_____

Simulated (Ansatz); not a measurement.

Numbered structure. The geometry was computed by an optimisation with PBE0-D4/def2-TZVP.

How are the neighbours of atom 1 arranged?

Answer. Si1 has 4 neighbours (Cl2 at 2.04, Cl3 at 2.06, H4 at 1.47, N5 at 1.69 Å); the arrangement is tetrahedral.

_____

#### Work task
Begin at the line above that has "Numbered structure. The" and stop after the line that has "How are the neighbours of atom 1 arranged?", copying each line exactly and adding nothing else.

#### Problem solution
Numbered structure. The geometry was computed by an optimisation with PBE0-D4/def2-TZVP.

How are the neighbours of atom 1 arranged?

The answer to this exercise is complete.